## MATERIAL SUPPLIED
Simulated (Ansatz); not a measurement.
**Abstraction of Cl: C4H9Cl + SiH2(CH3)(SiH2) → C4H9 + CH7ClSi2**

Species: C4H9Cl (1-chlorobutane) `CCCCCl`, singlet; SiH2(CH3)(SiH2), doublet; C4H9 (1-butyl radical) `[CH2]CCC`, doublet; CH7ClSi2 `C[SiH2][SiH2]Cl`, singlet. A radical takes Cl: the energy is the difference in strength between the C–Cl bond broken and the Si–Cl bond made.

## ASSIGNMENT
An unaltered transcription of all the data above is needed.

## WORKED SOLUTION
Simulated (Ansatz); not a measurement.
**Abstraction of Cl: C4H9Cl + SiH2(CH3)(SiH2) → C4H9 + CH7ClSi2**

Species: C4H9Cl (1-chlorobutane) `CCCCCl`, singlet; SiH2(CH3)(SiH2), doublet; C4H9 (1-butyl radical) `[CH2]CCC`, doublet; CH7ClSi2 `C[SiH2][SiH2]Cl`, singlet. A radical takes Cl: the energy is the difference in strength between the C–Cl bond broken and the Si–Cl bond made.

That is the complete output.